→ **Given information**:
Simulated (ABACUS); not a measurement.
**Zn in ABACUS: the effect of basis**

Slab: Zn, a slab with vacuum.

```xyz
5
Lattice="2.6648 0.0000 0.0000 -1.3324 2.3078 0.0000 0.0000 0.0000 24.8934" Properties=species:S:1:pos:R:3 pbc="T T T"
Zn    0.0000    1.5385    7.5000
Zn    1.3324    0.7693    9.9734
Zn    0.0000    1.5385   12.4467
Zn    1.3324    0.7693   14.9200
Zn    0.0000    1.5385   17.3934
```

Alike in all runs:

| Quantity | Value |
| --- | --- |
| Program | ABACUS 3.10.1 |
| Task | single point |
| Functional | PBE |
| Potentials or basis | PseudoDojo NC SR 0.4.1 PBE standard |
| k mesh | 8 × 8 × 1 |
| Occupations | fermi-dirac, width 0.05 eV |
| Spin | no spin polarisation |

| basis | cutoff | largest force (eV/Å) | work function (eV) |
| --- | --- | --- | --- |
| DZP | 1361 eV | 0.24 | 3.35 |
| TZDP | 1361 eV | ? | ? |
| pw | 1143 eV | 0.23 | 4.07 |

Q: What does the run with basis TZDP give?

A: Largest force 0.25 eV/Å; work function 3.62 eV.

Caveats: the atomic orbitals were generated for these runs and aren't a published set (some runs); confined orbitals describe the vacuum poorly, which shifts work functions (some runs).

→ **Requirement**:
Scan the records above for the lines holding "spin polarisation |" and "A: Largest force". Transcribe those two and every line between them word for word, and no others.

→ **Problem solution**:
| Spin | no spin polarisation |

| basis | cutoff | largest force (eV/Å) | work function (eV) |
| --- | --- | --- | --- |
| DZP | 1361 eV | 0.24 | 3.35 |
| TZDP | 1361 eV | ? | ? |
| pw | 1143 eV | 0.23 | 4.07 |

Q: What does the run with basis TZDP give?

A: Largest force 0.25 eV/Å; work function 3.62 eV.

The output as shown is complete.